## [WORK ORDER]
Up to and including the line that contains "Over 42 steps", reproduce every line exactly, beginning with the first line below.

## [EXCERPTED RECORDS]
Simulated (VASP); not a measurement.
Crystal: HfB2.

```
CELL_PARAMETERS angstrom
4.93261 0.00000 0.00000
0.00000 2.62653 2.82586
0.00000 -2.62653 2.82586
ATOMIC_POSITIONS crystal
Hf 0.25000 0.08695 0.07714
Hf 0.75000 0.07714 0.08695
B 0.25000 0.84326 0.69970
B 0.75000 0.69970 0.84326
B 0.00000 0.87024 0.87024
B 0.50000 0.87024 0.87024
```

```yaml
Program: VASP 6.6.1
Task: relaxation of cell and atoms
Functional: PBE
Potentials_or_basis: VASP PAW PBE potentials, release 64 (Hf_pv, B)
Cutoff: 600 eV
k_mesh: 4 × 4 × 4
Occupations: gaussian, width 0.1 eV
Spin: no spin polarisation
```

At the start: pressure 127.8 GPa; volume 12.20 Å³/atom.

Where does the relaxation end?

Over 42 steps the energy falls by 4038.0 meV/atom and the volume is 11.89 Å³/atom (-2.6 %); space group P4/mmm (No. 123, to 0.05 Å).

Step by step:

## [SOLUTION]
Simulated (VASP); not a measurement.
Crystal: HfB2.

```
CELL_PARAMETERS angstrom
4.93261 0.00000 0.00000
0.00000 2.62653 2.82586
0.00000 -2.62653 2.82586
ATOMIC_POSITIONS crystal
Hf 0.25000 0.08695 0.07714
Hf 0.75000 0.07714 0.08695
B 0.25000 0.84326 0.69970
B 0.75000 0.69970 0.84326
B 0.00000 0.87024 0.87024
B 0.50000 0.87024 0.87024
```

```yaml
Program: VASP 6.6.1
Task: relaxation of cell and atoms
Functional: PBE
Potentials_or_basis: VASP PAW PBE potentials, release 64 (Hf_pv, B)
Cutoff: 600 eV
k_mesh: 4 × 4 × 4
Occupations: gaussian, width 0.1 eV
Spin: no spin polarisation
```

At the start: pressure 127.8 GPa; volume 12.20 Å³/atom.

Where does the relaxation end?

Over 42 steps the energy falls by 4038.0 meV/atom and the volume is 11.89 Å³/atom (-2.6 %); space group P4/mmm (No. 123, to 0.05 Å).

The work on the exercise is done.